►

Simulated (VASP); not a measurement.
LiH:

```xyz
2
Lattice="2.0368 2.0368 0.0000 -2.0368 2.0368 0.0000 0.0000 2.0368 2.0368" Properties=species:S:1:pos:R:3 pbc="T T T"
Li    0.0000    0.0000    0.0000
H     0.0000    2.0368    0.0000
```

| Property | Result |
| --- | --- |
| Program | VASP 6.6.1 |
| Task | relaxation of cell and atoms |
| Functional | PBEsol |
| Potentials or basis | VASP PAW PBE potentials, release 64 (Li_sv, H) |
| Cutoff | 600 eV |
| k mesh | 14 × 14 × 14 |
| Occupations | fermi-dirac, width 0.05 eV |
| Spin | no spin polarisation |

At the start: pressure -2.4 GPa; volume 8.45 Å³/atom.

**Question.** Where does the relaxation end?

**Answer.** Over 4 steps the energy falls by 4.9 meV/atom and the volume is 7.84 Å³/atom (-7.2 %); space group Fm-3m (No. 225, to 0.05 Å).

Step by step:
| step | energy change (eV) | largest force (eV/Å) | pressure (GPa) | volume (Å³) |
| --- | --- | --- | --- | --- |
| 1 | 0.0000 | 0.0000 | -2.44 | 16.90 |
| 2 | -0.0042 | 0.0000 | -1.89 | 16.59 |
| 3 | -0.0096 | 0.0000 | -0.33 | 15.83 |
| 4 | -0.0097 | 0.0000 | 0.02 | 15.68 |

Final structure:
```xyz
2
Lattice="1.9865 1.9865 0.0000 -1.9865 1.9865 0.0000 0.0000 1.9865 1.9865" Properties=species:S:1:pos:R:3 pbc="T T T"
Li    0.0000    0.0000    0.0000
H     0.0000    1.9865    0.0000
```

◄

■ REQUIRED ACTION ■
What you write must be the entries restated word for word, from the opening line through the one holding "spin polarisation |", with nothing else.

■ EXERCISE ANSWER ■
Simulated (VASP); not a measurement.
LiH:

```xyz
2
Lattice="2.0368 2.0368 0.0000 -2.0368 2.0368 0.0000 0.0000 2.0368 2.0368" Properties=species:S:1:pos:R:3 pbc="T T T"
Li    0.0000    0.0000    0.0000
H     0.0000    2.0368    0.0000
```

| Property | Result |
| --- | --- |
| Program | VASP 6.6.1 |
| Task | relaxation of cell and atoms |
| Functional | PBEsol |
| Potentials or basis | VASP PAW PBE potentials, release 64 (Li_sv, H) |
| Cutoff | 600 eV |
| k mesh | 14 × 14 × 14 |
| Occupations | fermi-dirac, width 0.05 eV |
| Spin | no spin polarisation |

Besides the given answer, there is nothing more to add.